<<<<
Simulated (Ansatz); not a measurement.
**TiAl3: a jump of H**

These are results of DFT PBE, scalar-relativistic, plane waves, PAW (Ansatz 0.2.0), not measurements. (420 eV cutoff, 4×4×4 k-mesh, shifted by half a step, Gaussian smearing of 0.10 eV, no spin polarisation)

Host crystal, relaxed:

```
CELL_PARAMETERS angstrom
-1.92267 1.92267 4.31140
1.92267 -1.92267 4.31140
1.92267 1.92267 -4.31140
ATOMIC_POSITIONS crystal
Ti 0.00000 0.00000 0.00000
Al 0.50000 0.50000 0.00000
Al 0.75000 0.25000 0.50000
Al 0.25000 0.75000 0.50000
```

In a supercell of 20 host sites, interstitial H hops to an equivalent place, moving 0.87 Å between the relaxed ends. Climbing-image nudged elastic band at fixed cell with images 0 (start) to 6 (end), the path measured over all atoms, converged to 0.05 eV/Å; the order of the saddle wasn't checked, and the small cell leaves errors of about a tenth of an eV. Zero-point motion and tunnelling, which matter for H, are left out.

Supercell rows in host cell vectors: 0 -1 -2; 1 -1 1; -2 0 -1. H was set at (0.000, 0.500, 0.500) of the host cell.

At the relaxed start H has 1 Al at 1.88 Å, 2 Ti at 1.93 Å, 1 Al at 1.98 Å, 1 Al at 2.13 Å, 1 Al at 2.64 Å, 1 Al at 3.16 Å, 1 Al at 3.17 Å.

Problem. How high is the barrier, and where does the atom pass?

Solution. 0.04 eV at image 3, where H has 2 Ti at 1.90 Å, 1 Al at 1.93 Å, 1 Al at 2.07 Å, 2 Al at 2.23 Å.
>>>>

** Task item **
Once the line containing "Supercell rows in" has been retyped, stop. Begin at the first line of the material and reproduce every line up to it exactly.

** Solution **
Simulated (Ansatz); not a measurement.
**TiAl3: a jump of H**

These are results of DFT PBE, scalar-relativistic, plane waves, PAW (Ansatz 0.2.0), not measurements. (420 eV cutoff, 4×4×4 k-mesh, shifted by half a step, Gaussian smearing of 0.10 eV, no spin polarisation)

Host crystal, relaxed:

```
CELL_PARAMETERS angstrom
-1.92267 1.92267 4.31140
1.92267 -1.92267 4.31140
1.92267 1.92267 -4.31140
ATOMIC_POSITIONS crystal
Ti 0.00000 0.00000 0.00000
Al 0.50000 0.50000 0.00000
Al 0.75000 0.25000 0.50000
Al 0.25000 0.75000 0.50000
```

In a supercell of 20 host sites, interstitial H hops to an equivalent place, moving 0.87 Å between the relaxed ends. Climbing-image nudged elastic band at fixed cell with images 0 (start) to 6 (end), the path measured over all atoms, converged to 0.05 eV/Å; the order of the saddle wasn't checked, and the small cell leaves errors of about a tenth of an eV. Zero-point motion and tunnelling, which matter for H, are left out.

Supercell rows in host cell vectors: 0 -1 -2; 1 -1 1; -2 0 -1. H was set at (0.000, 0.500, 0.500) of the host cell.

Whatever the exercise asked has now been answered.